__Work task__. Each entry needs to be retyped exactly.

──────── Entries shown ────────
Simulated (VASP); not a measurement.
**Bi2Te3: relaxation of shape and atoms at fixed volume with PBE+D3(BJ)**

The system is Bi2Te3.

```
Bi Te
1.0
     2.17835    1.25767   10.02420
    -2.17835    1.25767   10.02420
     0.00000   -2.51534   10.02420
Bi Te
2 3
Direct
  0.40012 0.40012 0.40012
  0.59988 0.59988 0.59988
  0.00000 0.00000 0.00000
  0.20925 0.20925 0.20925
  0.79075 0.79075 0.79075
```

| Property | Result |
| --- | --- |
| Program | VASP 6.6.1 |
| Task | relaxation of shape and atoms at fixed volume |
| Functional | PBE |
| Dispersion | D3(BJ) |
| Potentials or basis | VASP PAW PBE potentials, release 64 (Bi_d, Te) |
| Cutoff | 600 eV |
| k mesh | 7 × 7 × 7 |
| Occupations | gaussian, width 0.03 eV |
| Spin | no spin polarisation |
────────

__Answer space__.
Simulated (VASP); not a measurement.
**Bi2Te3: relaxation of shape and atoms at fixed volume with PBE+D3(BJ)**

The system is Bi2Te3.

```
Bi Te
1.0
     2.17835    1.25767   10.02420
    -2.17835    1.25767   10.02420
     0.00000   -2.51534   10.02420
Bi Te
2 3
Direct
  0.40012 0.40012 0.40012
  0.59988 0.59988 0.59988
  0.00000 0.00000 0.00000
  0.20925 0.20925 0.20925
  0.79075 0.79075 0.79075
```

| Property | Result |
| --- | --- |
| Program | VASP 6.6.1 |
| Task | relaxation of shape and atoms at fixed volume |
| Functional | PBE |
| Dispersion | D3(BJ) |
| Potentials or basis | VASP PAW PBE potentials, release 64 (Bi_d, Te) |
| Cutoff | 600 eV |
| k mesh | 7 × 7 × 7 |
| Occupations | gaussian, width 0.03 eV |
| Spin | no spin polarisation |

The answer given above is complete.